◆ Assigned task: Only one stretch of the listing below is wanted: every line from the first to the line containing "Run time: 18", set down exactly.

━━━ Listed records ━━━

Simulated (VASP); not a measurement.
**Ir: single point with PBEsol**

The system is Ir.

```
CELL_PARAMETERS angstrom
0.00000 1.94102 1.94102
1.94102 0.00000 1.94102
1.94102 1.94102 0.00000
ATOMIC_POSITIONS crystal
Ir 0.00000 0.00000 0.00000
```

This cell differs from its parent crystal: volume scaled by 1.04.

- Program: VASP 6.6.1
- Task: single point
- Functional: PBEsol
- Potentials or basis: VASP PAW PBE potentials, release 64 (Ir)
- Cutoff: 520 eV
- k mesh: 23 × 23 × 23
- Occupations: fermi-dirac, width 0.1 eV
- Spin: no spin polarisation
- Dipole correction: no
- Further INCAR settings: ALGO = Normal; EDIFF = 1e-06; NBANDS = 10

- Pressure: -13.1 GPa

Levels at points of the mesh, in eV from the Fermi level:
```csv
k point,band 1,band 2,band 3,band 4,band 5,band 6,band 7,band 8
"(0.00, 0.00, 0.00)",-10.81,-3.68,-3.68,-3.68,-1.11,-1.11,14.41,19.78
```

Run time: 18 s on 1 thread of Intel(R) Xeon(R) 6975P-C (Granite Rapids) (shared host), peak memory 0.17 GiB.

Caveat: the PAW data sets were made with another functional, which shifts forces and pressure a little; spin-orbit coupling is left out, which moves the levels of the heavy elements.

━━━

◆ Response:
Simulated (VASP); not a measurement.
**Ir: single point with PBEsol**

The system is Ir.

```
CELL_PARAMETERS angstrom
0.00000 1.94102 1.94102
1.94102 0.00000 1.94102
1.94102 1.94102 0.00000
ATOMIC_POSITIONS crystal
Ir 0.00000 0.00000 0.00000
```

This cell differs from its parent crystal: volume scaled by 1.04.

- Program: VASP 6.6.1
- Task: single point
- Functional: PBEsol
- Potentials or basis: VASP PAW PBE potentials, release 64 (Ir)
- Cutoff: 520 eV
- k mesh: 23 × 23 × 23
- Occupations: fermi-dirac, width 0.1 eV
- Spin: no spin polarisation
- Dipole correction: no
- Further INCAR settings: ALGO = Normal; EDIFF = 1e-06; NBANDS = 10

- Pressure: -13.1 GPa

Levels at points of the mesh, in eV from the Fermi level:
```csv
k point,band 1,band 2,band 3,band 4,band 5,band 6,band 7,band 8
"(0.00, 0.00, 0.00)",-10.81,-3.68,-3.68,-3.68,-1.11,-1.11,14.41,19.78
```

Run time: 18 s on 1 thread of Intel(R) Xeon(R) 6975P-C (Granite Rapids) (shared host), peak memory 0.17 GiB.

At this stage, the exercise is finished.